• **Given information**
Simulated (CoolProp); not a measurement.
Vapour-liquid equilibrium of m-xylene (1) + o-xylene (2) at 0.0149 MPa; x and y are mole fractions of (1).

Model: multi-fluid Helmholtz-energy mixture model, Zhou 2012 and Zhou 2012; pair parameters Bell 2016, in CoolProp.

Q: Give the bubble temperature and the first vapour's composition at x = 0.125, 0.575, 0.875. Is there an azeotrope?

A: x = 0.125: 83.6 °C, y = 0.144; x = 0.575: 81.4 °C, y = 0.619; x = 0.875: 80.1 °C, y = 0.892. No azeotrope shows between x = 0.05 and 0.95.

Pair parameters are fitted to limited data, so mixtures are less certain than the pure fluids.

• **Work instruction**
Retype the entries precisely as they stand.

• **Exercise output**
Simulated (CoolProp); not a measurement.
Vapour-liquid equilibrium of m-xylene (1) + o-xylene (2) at 0.0149 MPa; x and y are mole fractions of (1).

Model: multi-fluid Helmholtz-energy mixture model, Zhou 2012 and Zhou 2012; pair parameters Bell 2016, in CoolProp.

Q: Give the bubble temperature and the first vapour's composition at x = 0.125, 0.575, 0.875. Is there an azeotrope?

A: x = 0.125: 83.6 °C, y = 0.144; x = 0.575: 81.4 °C, y = 0.619; x = 0.875: 80.1 °C, y = 0.892. No azeotrope shows between x = 0.05 and 0.95.

Pair parameters are fitted to limited data, so mixtures are less certain than the pure fluids.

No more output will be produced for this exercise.